*Brief*
Print out the entries that follow exactly, missing none.

▶
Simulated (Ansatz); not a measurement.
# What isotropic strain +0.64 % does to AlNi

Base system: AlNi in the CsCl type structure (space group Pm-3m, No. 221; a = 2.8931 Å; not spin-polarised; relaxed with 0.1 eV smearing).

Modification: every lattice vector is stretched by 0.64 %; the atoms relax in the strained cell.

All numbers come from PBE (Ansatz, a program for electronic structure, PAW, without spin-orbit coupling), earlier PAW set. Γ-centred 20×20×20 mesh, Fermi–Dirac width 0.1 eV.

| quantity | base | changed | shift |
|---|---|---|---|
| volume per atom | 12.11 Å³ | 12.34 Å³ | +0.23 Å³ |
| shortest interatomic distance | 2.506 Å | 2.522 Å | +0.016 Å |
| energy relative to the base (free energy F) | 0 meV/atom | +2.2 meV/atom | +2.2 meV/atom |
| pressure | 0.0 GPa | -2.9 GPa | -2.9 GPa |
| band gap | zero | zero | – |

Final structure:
◀

*Task output*
Simulated (Ansatz); not a measurement.
# What isotropic strain +0.64 % does to AlNi

Base system: AlNi in the CsCl type structure (space group Pm-3m, No. 221; a = 2.8931 Å; not spin-polarised; relaxed with 0.1 eV smearing).

Modification: every lattice vector is stretched by 0.64 %; the atoms relax in the strained cell.

All numbers come from PBE (Ansatz, a program for electronic structure, PAW, without spin-orbit coupling), earlier PAW set. Γ-centred 20×20×20 mesh, Fermi–Dirac width 0.1 eV.

| quantity | base | changed | shift |
|---|---|---|---|
| volume per atom | 12.11 Å³ | 12.34 Å³ | +0.23 Å³ |
| shortest interatomic distance | 2.506 Å | 2.522 Å | +0.016 Å |
| energy relative to the base (free energy F) | 0 meV/atom | +2.2 meV/atom | +2.2 meV/atom |
| pressure | 0.0 GPa | -2.9 GPa | -2.9 GPa |
| band gap | zero | zero | – |

Final structure:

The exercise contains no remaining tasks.